*REQUIREMENT*: Copy out again, unchanged, the listing below from the line that has "The geometry comes" through the line that has "Atoms are counted".

● ● ●
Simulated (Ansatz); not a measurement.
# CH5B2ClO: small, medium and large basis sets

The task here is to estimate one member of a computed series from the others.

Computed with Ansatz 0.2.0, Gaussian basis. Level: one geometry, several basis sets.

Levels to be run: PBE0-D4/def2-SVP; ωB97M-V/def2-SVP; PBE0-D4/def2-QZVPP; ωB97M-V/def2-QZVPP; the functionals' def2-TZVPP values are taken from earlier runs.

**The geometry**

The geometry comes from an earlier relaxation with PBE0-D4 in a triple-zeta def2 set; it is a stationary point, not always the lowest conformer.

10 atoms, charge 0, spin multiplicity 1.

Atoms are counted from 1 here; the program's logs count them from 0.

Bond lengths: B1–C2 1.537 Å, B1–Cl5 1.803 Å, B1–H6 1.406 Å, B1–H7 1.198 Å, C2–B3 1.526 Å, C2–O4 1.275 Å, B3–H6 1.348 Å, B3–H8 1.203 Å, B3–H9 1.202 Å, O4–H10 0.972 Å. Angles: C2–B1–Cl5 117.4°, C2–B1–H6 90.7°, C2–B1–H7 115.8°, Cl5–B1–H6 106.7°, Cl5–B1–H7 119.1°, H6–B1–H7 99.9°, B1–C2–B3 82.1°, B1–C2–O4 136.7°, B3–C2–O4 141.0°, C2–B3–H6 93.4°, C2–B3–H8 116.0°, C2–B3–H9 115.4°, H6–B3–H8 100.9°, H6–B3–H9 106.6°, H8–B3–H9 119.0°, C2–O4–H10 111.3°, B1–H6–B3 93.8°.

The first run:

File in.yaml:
● ● ●

*ANSWER BOX*:
The geometry comes from an earlier relaxation with PBE0-D4 in a triple-zeta def2 set; it is a stationary point, not always the lowest conformer.

10 atoms, charge 0, spin multiplicity 1.

Atoms are counted from 1 here; the program's logs count them from 0.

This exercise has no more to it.